#### RECORDS PROVIDED:
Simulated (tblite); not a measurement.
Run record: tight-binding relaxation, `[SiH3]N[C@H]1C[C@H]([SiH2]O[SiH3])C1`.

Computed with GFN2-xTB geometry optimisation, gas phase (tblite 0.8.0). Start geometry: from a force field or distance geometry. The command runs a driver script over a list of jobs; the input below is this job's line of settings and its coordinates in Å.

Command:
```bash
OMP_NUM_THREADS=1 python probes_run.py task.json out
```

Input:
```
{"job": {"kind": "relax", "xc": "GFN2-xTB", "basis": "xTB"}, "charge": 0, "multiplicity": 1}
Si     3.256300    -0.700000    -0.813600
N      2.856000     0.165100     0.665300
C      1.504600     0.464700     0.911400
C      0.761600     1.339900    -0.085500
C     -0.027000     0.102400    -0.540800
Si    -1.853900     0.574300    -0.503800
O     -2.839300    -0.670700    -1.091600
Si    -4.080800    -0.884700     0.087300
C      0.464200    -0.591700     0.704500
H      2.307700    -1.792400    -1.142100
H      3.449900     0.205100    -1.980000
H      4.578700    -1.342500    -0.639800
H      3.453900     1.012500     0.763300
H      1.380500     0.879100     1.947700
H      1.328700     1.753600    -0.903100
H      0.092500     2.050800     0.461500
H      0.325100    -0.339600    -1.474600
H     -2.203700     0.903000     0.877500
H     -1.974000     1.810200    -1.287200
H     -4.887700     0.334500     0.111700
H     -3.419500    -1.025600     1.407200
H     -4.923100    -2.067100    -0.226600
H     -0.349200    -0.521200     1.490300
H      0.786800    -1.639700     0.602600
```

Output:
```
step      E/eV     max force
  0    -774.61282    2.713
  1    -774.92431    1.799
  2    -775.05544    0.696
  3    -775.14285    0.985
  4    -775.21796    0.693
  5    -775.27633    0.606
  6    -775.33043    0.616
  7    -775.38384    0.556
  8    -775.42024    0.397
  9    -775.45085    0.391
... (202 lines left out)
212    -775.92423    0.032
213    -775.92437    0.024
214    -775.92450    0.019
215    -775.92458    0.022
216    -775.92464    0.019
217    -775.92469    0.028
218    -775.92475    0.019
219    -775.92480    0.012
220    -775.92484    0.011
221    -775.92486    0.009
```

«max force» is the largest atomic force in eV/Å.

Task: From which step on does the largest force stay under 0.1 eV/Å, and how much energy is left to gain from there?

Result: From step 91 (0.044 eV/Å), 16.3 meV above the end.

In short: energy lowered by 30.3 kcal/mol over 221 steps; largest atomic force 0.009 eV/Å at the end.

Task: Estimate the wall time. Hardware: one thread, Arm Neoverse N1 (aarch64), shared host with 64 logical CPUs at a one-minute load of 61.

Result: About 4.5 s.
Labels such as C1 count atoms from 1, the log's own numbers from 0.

#### REQUIREMENT:
Return, please, the lines of the data from the first through the line containing "Task: From which", both kept, exactly as they stand and nothing more.

#### WRITTEN RESPONSE:
Simulated (tblite); not a measurement.
Run record: tight-binding relaxation, `[SiH3]N[C@H]1C[C@H]([SiH2]O[SiH3])C1`.

Computed with GFN2-xTB geometry optimisation, gas phase (tblite 0.8.0). Start geometry: from a force field or distance geometry. The command runs a driver script over a list of jobs; the input below is this job's line of settings and its coordinates in Å.

Command:
```bash
OMP_NUM_THREADS=1 python probes_run.py task.json out
```

Input:
```
{"job": {"kind": "relax", "xc": "GFN2-xTB", "basis": "xTB"}, "charge": 0, "multiplicity": 1}
Si     3.256300    -0.700000    -0.813600
N      2.856000     0.165100     0.665300
C      1.504600     0.464700     0.911400
C      0.761600     1.339900    -0.085500
C     -0.027000     0.102400    -0.540800
Si    -1.853900     0.574300    -0.503800
O     -2.839300    -0.670700    -1.091600
Si    -4.080800    -0.884700     0.087300
C      0.464200    -0.591700     0.704500
H      2.307700    -1.792400    -1.142100
H      3.449900     0.205100    -1.980000
H      4.578700    -1.342500    -0.639800
H      3.453900     1.012500     0.763300
H      1.380500     0.879100     1.947700
H      1.328700     1.753600    -0.903100
H      0.092500     2.050800     0.461500
H      0.325100    -0.339600    -1.474600
H     -2.203700     0.903000     0.877500
H     -1.974000     1.810200    -1.287200
H     -4.887700     0.334500     0.111700
H     -3.419500    -1.025600     1.407200
H     -4.923100    -2.067100    -0.226600
H     -0.349200    -0.521200     1.490300
H      0.786800    -1.639700     0.602600
```

Output:
```
step      E/eV     max force
  0    -774.61282    2.713
  1    -774.92431    1.799
  2    -775.05544    0.696
  3    -775.14285    0.985
  4    -775.21796    0.693
  5    -775.27633    0.606
  6    -775.33043    0.616
  7    -775.38384    0.556
  8    -775.42024    0.397
  9    -775.45085    0.391
... (202 lines left out)
212    -775.92423    0.032
213    -775.92437    0.024
214    -775.92450    0.019
215    -775.92458    0.022
216    -775.92464    0.019
217    -775.92469    0.028
218    -775.92475    0.019
219    -775.92480    0.012
220    -775.92484    0.011
221    -775.92486    0.009
```

«max force» is the largest atomic force in eV/Å.

Task: From which step on does the largest force stay under 0.1 eV/Å, and how much energy is left to gain from there?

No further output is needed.